* **Activity**: Restate the records in full, so that each line matches the original exactly.

* **Entries provided**:
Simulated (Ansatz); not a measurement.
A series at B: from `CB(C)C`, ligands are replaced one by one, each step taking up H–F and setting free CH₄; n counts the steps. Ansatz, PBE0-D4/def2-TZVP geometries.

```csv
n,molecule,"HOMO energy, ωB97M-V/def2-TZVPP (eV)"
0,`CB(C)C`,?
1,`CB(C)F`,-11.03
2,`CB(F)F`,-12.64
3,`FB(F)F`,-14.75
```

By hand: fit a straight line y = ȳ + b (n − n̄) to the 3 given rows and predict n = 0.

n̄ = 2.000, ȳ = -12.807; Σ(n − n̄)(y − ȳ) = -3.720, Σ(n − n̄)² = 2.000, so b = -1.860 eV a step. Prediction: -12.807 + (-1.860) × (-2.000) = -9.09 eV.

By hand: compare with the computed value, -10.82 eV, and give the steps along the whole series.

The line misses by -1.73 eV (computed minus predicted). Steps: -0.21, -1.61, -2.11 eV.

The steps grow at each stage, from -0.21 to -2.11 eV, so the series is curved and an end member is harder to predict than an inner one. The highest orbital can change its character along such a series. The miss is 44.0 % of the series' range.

* **Task output**:
Simulated (Ansatz); not a measurement.
A series at B: from `CB(C)C`, ligands are replaced one by one, each step taking up H–F and setting free CH₄; n counts the steps. Ansatz, PBE0-D4/def2-TZVP geometries.

```csv
n,molecule,"HOMO energy, ωB97M-V/def2-TZVPP (eV)"
0,`CB(C)C`,?
1,`CB(C)F`,-11.03
2,`CB(F)F`,-12.64
3,`FB(F)F`,-14.75
```

By hand: fit a straight line y = ȳ + b (n − n̄) to the 3 given rows and predict n = 0.

n̄ = 2.000, ȳ = -12.807; Σ(n − n̄)(y − ȳ) = -3.720, Σ(n − n̄)² = 2.000, so b = -1.860 eV a step. Prediction: -12.807 + (-1.860) × (-2.000) = -9.09 eV.

By hand: compare with the computed value, -10.82 eV, and give the steps along the whole series.

The line misses by -1.73 eV (computed minus predicted). Steps: -0.21, -1.61, -2.11 eV.

The steps grow at each stage, from -0.21 to -2.11 eV, so the series is curved and an end member is harder to predict than an inner one. The highest orbital can change its character along such a series. The miss is 44.0 % of the series' range.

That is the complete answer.